**** Record excerpts ****

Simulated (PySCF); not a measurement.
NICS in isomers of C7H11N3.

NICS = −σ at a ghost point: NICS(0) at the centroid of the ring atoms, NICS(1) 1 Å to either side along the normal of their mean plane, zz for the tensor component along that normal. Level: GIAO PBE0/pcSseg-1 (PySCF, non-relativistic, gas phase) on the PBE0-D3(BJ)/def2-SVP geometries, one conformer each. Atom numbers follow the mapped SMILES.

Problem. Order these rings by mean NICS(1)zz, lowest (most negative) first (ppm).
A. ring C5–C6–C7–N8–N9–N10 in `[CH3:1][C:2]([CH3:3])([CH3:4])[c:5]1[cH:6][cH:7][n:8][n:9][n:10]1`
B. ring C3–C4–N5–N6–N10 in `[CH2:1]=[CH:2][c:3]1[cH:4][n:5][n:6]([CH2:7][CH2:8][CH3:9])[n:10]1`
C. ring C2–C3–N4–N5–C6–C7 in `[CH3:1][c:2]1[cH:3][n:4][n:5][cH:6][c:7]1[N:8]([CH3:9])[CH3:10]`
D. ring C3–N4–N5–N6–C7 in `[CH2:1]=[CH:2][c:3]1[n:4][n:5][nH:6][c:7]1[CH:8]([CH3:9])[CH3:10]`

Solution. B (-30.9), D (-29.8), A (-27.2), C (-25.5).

****

### Required action
Retype the material in full, character for character.

### Your response
Simulated (PySCF); not a measurement.
NICS in isomers of C7H11N3.

NICS = −σ at a ghost point: NICS(0) at the centroid of the ring atoms, NICS(1) 1 Å to either side along the normal of their mean plane, zz for the tensor component along that normal. Level: GIAO PBE0/pcSseg-1 (PySCF, non-relativistic, gas phase) on the PBE0-D3(BJ)/def2-SVP geometries, one conformer each. Atom numbers follow the mapped SMILES.

Problem. Order these rings by mean NICS(1)zz, lowest (most negative) first (ppm).
A. ring C5–C6–C7–N8–N9–N10 in `[CH3:1][C:2]([CH3:3])([CH3:4])[c:5]1[cH:6][cH:7][n:8][n:9][n:10]1`
B. ring C3–C4–N5–N6–N10 in `[CH2:1]=[CH:2][c:3]1[cH:4][n:5][n:6]([CH2:7][CH2:8][CH3:9])[n:10]1`
C. ring C2–C3–N4–N5–C6–C7 in `[CH3:1][c:2]1[cH:3][n:4][n:5][cH:6][c:7]1[N:8]([CH3:9])[CH3:10]`
D. ring C3–N4–N5–N6–C7 in `[CH2:1]=[CH:2][c:3]1[n:4][n:5][nH:6][c:7]1[CH:8]([CH3:9])[CH3:10]`

Solution. B (-30.9), D (-29.8), A (-27.2), C (-25.5).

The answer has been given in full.